-- Dataset follows --

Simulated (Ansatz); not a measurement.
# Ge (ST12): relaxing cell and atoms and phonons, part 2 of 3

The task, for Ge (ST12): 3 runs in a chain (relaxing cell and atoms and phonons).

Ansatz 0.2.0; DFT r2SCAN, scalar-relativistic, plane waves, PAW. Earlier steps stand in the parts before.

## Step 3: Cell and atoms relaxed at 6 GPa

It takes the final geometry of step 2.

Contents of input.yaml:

-- Dataset concluded --

### [Work item]
Transcribe all of the records above without altering anything.

### [Response box]
Simulated (Ansatz); not a measurement.
# Ge (ST12): relaxing cell and atoms and phonons, part 2 of 3

The task, for Ge (ST12): 3 runs in a chain (relaxing cell and atoms and phonons).

Ansatz 0.2.0; DFT r2SCAN, scalar-relativistic, plane waves, PAW. Earlier steps stand in the parts before.

## Step 3: Cell and atoms relaxed at 6 GPa

It takes the final geometry of step 2.

Contents of input.yaml:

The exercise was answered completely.